◆ **Dataset excerpts**
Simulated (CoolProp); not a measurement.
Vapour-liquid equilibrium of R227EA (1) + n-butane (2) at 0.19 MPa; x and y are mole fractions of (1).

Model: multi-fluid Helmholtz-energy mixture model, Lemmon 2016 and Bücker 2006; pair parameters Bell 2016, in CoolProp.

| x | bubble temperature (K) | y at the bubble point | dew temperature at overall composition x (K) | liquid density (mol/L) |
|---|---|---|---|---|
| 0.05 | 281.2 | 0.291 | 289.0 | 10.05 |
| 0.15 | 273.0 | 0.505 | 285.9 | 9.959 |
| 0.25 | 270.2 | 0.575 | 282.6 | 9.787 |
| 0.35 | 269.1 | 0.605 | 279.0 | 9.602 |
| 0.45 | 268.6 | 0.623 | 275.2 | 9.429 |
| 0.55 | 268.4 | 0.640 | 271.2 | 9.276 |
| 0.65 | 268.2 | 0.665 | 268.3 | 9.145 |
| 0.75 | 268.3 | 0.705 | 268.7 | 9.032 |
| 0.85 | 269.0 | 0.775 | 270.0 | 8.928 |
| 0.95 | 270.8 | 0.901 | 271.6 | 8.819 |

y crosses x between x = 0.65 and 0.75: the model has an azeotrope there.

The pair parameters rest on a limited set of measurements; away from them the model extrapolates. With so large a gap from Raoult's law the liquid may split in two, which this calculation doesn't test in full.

◆ **Requirement**
Take the listing above from its first line through the line containing "Model: multi-fluid Helmholtz-energy", and transcribe that stretch exactly, with no other lines.

◆ **Response area**
Simulated (CoolProp); not a measurement.
Vapour-liquid equilibrium of R227EA (1) + n-butane (2) at 0.19 MPa; x and y are mole fractions of (1).

Model: multi-fluid Helmholtz-energy mixture model, Lemmon 2016 and Bücker 2006; pair parameters Bell 2016, in CoolProp.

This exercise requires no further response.